• **RAW DATA**
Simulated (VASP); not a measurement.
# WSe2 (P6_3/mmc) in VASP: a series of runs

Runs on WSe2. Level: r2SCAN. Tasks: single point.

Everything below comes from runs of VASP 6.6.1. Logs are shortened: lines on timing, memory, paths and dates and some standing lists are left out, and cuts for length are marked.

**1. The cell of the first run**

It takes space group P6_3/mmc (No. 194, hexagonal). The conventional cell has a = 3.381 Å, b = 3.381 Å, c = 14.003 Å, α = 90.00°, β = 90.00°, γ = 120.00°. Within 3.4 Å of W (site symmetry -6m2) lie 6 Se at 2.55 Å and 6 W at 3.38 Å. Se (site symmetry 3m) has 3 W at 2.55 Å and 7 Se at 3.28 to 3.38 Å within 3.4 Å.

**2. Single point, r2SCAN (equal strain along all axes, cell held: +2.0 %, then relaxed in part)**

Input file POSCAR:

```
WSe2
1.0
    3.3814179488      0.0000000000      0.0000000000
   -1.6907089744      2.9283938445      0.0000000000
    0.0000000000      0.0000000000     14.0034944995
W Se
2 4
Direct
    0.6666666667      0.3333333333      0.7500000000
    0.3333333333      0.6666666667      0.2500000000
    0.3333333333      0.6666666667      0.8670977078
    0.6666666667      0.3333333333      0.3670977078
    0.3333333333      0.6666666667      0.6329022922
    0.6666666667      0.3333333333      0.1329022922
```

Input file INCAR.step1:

• **BRIEF**
What is needed is a word-for-word copy of the records above, from the first line through the line that contains "the first run**".

• **WRITTEN RESPONSE**
Simulated (VASP); not a measurement.
# WSe2 (P6_3/mmc) in VASP: a series of runs

Runs on WSe2. Level: r2SCAN. Tasks: single point.

Everything below comes from runs of VASP 6.6.1. Logs are shortened: lines on timing, memory, paths and dates and some standing lists are left out, and cuts for length are marked.

**1. The cell of the first run**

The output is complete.